• [MATERIAL PROVIDED]
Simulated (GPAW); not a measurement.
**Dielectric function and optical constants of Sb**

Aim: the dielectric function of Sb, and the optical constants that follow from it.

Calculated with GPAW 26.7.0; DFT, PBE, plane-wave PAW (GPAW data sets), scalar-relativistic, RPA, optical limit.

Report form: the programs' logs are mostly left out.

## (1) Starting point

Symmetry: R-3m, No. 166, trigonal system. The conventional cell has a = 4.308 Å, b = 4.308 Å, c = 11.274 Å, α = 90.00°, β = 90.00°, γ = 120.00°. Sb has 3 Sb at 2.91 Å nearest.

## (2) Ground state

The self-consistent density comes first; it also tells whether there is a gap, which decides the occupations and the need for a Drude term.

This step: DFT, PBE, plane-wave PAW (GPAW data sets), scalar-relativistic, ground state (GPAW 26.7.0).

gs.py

• [WORK REQUEST]
Quote the data above verbatim from its first line to the line that includes "Report form: the", with both boundary lines retained.

• [WORKED SOLUTION]
Simulated (GPAW); not a measurement.
**Dielectric function and optical constants of Sb**

Aim: the dielectric function of Sb, and the optical constants that follow from it.

Calculated with GPAW 26.7.0; DFT, PBE, plane-wave PAW (GPAW data sets), scalar-relativistic, RPA, optical limit.

Report form: the programs' logs are mostly left out.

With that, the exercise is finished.